**Record extracts**
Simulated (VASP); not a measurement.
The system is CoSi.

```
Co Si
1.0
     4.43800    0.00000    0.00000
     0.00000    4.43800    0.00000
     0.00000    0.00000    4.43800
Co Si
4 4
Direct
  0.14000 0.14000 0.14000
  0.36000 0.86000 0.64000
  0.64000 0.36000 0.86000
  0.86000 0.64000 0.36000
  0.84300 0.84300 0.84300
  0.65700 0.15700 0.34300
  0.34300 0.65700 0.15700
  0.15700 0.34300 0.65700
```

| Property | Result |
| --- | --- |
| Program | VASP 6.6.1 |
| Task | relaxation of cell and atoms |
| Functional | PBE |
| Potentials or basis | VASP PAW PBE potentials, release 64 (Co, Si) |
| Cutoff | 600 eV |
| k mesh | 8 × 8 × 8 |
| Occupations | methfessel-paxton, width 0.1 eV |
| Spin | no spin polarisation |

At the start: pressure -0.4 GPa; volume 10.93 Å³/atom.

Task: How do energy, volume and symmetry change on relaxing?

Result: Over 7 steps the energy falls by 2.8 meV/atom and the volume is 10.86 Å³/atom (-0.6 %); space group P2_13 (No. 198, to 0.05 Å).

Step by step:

**Assignment**
The records shown above are to be copied exactly, every one of them.

**Reply**
Simulated (VASP); not a measurement.
The system is CoSi.

```
Co Si
1.0
     4.43800    0.00000    0.00000
     0.00000    4.43800    0.00000
     0.00000    0.00000    4.43800
Co Si
4 4
Direct
  0.14000 0.14000 0.14000
  0.36000 0.86000 0.64000
  0.64000 0.36000 0.86000
  0.86000 0.64000 0.36000
  0.84300 0.84300 0.84300
  0.65700 0.15700 0.34300
  0.34300 0.65700 0.15700
  0.15700 0.34300 0.65700
```

| Property | Result |
| --- | --- |
| Program | VASP 6.6.1 |
| Task | relaxation of cell and atoms |
| Functional | PBE |
| Potentials or basis | VASP PAW PBE potentials, release 64 (Co, Si) |
| Cutoff | 600 eV |
| k mesh | 8 × 8 × 8 |
| Occupations | methfessel-paxton, width 0.1 eV |
| Spin | no spin polarisation |

At the start: pressure -0.4 GPa; volume 10.93 Å³/atom.

Task: How do energy, volume and symmetry change on relaxing?

Result: Over 7 steps the energy falls by 2.8 meV/atom and the volume is 10.86 Å³/atom (-0.6 %); space group P2_13 (No. 198, to 0.05 Å).

Step by step:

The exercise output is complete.